_Action item_
Starting at the line that contains "9 atoms, charge" in the listing below, write out every line word for word until you have written the line that contains "One launch serves".

_Source information_

[Start of Attachment]

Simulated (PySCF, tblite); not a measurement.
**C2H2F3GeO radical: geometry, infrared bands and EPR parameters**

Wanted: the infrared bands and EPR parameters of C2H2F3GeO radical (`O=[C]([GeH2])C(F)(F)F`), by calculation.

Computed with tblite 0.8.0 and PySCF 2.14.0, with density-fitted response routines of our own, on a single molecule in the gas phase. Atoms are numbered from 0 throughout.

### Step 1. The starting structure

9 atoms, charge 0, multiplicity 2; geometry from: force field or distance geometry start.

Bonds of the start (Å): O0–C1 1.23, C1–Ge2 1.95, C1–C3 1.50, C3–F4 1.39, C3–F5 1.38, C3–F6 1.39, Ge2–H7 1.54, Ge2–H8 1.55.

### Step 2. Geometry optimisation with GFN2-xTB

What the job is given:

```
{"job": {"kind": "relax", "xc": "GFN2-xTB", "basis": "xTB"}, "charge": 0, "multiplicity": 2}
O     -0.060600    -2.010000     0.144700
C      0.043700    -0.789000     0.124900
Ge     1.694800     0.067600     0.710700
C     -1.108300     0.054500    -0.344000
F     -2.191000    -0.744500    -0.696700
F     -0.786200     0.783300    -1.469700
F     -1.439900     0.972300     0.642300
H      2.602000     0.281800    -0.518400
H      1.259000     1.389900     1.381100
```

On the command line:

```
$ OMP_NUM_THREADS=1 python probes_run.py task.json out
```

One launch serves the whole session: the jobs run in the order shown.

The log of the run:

[End of Attachment]

_Exercise result_
9 atoms, charge 0, multiplicity 2; geometry from: force field or distance geometry start.

Bonds of the start (Å): O0–C1 1.23, C1–Ge2 1.95, C1–C3 1.50, C3–F4 1.39, C3–F5 1.38, C3–F6 1.39, Ge2–H7 1.54, Ge2–H8 1.55.

### Step 2. Geometry optimisation with GFN2-xTB

What the job is given:

```
{"job": {"kind": "relax", "xc": "GFN2-xTB", "basis": "xTB"}, "charge": 0, "multiplicity": 2}
O     -0.060600    -2.010000     0.144700
C      0.043700    -0.789000     0.124900
Ge     1.694800     0.067600     0.710700
C     -1.108300     0.054500    -0.344000
F     -2.191000    -0.744500    -0.696700
F     -0.786200     0.783300    -1.469700
F     -1.439900     0.972300     0.642300
H      2.602000     0.281800    -0.518400
H      1.259000     1.389900     1.381100
```

On the command line:

```
$ OMP_NUM_THREADS=1 python probes_run.py task.json out
```

One launch serves the whole session: the jobs run in the order shown.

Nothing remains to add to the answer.